# [ACTION ITEM]
Line by line, retype the material below exactly, from its first line up to and including the one holding "An input for".

# [INFORMATION PROVIDED]
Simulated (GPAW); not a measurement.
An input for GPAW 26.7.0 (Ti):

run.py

# [ANSWER SECTION]
Simulated (GPAW); not a measurement.
An input for GPAW 26.7.0 (Ti):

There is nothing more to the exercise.